*** Data excerpts Section Begins ***
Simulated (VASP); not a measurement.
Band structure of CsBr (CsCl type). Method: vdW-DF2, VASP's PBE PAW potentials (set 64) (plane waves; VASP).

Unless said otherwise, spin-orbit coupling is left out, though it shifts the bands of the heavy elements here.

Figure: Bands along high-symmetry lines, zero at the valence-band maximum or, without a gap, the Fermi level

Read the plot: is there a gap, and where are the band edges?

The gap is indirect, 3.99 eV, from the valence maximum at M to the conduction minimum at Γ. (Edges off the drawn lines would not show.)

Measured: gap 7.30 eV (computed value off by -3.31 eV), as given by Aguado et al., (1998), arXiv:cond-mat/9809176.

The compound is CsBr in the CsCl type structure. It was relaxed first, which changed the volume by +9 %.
*** Data excerpts Section Ends ***

Requirement » In this exercise, the data above is to be printed exactly.

Exercise solution »
Simulated (VASP); not a measurement.
Band structure of CsBr (CsCl type). Method: vdW-DF2, VASP's PBE PAW potentials (set 64) (plane waves; VASP).

Unless said otherwise, spin-orbit coupling is left out, though it shifts the bands of the heavy elements here.

Figure: Bands along high-symmetry lines, zero at the valence-band maximum or, without a gap, the Fermi level

Read the plot: is there a gap, and where are the band edges?

The gap is indirect, 3.99 eV, from the valence maximum at M to the conduction minimum at Γ. (Edges off the drawn lines would not show.)

Measured: gap 7.30 eV (computed value off by -3.31 eV), as given by Aguado et al., (1998), arXiv:cond-mat/9809176.

The compound is CsBr in the CsCl type structure. It was relaxed first, which changed the volume by +9 %.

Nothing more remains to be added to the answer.